• **Data shown**:
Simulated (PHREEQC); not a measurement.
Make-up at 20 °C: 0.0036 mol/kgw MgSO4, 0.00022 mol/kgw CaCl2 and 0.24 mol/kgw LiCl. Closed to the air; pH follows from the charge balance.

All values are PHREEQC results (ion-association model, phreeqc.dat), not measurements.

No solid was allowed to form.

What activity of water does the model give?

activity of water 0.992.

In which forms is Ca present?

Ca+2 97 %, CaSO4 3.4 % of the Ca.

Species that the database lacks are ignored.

• **Requirement**:
Each record above, in full: retype it verbatim.

• **Task result**:
Simulated (PHREEQC); not a measurement.
Make-up at 20 °C: 0.0036 mol/kgw MgSO4, 0.00022 mol/kgw CaCl2 and 0.24 mol/kgw LiCl. Closed to the air; pH follows from the charge balance.

All values are PHREEQC results (ion-association model, phreeqc.dat), not measurements.

No solid was allowed to form.

What activity of water does the model give?

activity of water 0.992.

In which forms is Ca present?

Ca+2 97 %, CaSO4 3.4 % of the Ca.

Species that the database lacks are ignored.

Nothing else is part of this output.